• _Extracted data_
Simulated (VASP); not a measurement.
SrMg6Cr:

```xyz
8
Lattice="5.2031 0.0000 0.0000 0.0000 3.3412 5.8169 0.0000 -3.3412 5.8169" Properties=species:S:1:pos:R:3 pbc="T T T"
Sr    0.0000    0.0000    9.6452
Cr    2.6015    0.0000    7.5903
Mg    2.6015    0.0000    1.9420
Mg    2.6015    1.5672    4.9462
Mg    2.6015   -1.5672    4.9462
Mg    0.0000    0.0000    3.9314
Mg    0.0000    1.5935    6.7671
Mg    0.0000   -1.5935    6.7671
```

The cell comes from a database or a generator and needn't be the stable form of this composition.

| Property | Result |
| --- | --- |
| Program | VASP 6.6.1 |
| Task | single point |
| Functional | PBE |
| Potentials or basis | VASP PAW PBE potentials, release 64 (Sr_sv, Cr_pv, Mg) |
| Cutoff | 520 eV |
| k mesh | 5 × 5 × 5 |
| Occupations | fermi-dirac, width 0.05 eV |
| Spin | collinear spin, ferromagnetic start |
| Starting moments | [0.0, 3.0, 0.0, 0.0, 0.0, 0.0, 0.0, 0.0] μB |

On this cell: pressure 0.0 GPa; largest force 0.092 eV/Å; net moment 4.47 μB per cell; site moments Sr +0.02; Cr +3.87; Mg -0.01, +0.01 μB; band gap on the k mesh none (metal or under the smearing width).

• _Requirement_
Retype the complete listing exactly.

• _Answer box_
Simulated (VASP); not a measurement.
SrMg6Cr:

```xyz
8
Lattice="5.2031 0.0000 0.0000 0.0000 3.3412 5.8169 0.0000 -3.3412 5.8169" Properties=species:S:1:pos:R:3 pbc="T T T"
Sr    0.0000    0.0000    9.6452
Cr    2.6015    0.0000    7.5903
Mg    2.6015    0.0000    1.9420
Mg    2.6015    1.5672    4.9462
Mg    2.6015   -1.5672    4.9462
Mg    0.0000    0.0000    3.9314
Mg    0.0000    1.5935    6.7671
Mg    0.0000   -1.5935    6.7671
```

The cell comes from a database or a generator and needn't be the stable form of this composition.

| Property | Result |
| --- | --- |
| Program | VASP 6.6.1 |
| Task | single point |
| Functional | PBE |
| Potentials or basis | VASP PAW PBE potentials, release 64 (Sr_sv, Cr_pv, Mg) |
| Cutoff | 520 eV |
| k mesh | 5 × 5 × 5 |
| Occupations | fermi-dirac, width 0.05 eV |
| Spin | collinear spin, ferromagnetic start |
| Starting moments | [0.0, 3.0, 0.0, 0.0, 0.0, 0.0, 0.0, 0.0] μB |

On this cell: pressure 0.0 GPa; largest force 0.092 eV/Å; net moment 4.47 μB per cell; site moments Sr +0.02; Cr +3.87; Mg -0.01, +0.01 μB; band gap on the k mesh none (metal or under the smearing width).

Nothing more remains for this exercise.